MATERIAL SUPPLIED
*-*-*

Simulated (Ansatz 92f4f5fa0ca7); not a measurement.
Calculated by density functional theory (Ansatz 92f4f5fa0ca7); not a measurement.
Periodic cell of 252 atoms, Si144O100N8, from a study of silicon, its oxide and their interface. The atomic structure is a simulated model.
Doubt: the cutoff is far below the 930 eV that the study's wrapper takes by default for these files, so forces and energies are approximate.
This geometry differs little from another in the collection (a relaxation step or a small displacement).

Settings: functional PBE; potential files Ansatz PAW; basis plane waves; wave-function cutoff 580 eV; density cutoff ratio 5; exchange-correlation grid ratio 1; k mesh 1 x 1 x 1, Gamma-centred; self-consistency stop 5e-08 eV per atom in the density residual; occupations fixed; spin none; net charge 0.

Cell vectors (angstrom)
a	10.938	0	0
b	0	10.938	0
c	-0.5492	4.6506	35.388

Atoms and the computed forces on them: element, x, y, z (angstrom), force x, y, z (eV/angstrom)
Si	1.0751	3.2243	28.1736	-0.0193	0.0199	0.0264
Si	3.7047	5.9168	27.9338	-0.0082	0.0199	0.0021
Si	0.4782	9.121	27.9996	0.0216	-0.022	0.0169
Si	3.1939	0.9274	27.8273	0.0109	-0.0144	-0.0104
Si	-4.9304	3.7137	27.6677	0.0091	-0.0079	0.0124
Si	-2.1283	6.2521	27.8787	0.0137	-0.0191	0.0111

*-*-*

WORK INSTRUCTION
Output exactly the lines of the material above from the one containing "Periodic cell of" up to and including the one containing "This geometry differs".

WRITTEN ANSWER
Periodic cell of 252 atoms, Si144O100N8, from a study of silicon, its oxide and their interface. The atomic structure is a simulated model.
Doubt: the cutoff is far below the 930 eV that the study's wrapper takes by default for these files, so forces and energies are approximate.
This geometry differs little from another in the collection (a relaxation step or a small displacement).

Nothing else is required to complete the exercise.